- Work request -
Print the listing below exactly. Leave nothing out.

- Data -
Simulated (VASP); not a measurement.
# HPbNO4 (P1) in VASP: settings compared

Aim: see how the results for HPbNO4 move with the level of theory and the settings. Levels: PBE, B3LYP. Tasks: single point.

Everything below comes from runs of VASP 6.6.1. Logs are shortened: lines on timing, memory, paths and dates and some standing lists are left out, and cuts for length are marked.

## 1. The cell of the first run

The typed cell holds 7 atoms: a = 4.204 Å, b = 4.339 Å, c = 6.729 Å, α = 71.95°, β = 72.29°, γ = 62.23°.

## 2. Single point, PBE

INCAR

- Task output -
Simulated (VASP); not a measurement.
# HPbNO4 (P1) in VASP: settings compared

Aim: see how the results for HPbNO4 move with the level of theory and the settings. Levels: PBE, B3LYP. Tasks: single point.

Everything below comes from runs of VASP 6.6.1. Logs are shortened: lines on timing, memory, paths and dates and some standing lists are left out, and cuts for length are marked.

## 1. The cell of the first run

The typed cell holds 7 atoms: a = 4.204 Å, b = 4.339 Å, c = 6.729 Å, α = 71.95°, β = 72.29°, γ = 62.23°.

## 2. Single point, PBE

INCAR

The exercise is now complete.